### Work request
Transcribe every line of the records verbatim.

### Data for review
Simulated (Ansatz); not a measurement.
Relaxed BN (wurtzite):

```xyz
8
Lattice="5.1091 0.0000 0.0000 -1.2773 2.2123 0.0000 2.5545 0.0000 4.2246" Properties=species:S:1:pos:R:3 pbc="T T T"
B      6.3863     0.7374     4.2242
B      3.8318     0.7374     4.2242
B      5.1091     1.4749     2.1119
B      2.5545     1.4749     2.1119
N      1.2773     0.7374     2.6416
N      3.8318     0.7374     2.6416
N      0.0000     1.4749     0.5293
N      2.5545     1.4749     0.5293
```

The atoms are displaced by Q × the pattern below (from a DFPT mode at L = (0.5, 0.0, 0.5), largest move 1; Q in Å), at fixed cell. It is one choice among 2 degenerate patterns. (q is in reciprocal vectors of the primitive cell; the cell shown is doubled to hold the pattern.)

### Exercise answer
Simulated (Ansatz); not a measurement.
Relaxed BN (wurtzite):

```xyz
8
Lattice="5.1091 0.0000 0.0000 -1.2773 2.2123 0.0000 2.5545 0.0000 4.2246" Properties=species:S:1:pos:R:3 pbc="T T T"
B      6.3863     0.7374     4.2242
B      3.8318     0.7374     4.2242
B      5.1091     1.4749     2.1119
B      2.5545     1.4749     2.1119
N      1.2773     0.7374     2.6416
N      3.8318     0.7374     2.6416
N      0.0000     1.4749     0.5293
N      2.5545     1.4749     0.5293
```

The atoms are displaced by Q × the pattern below (from a DFPT mode at L = (0.5, 0.0, 0.5), largest move 1; Q in Å), at fixed cell. It is one choice among 2 degenerate patterns. (q is in reciprocal vectors of the primitive cell; the cell shown is doubled to hold the pattern.)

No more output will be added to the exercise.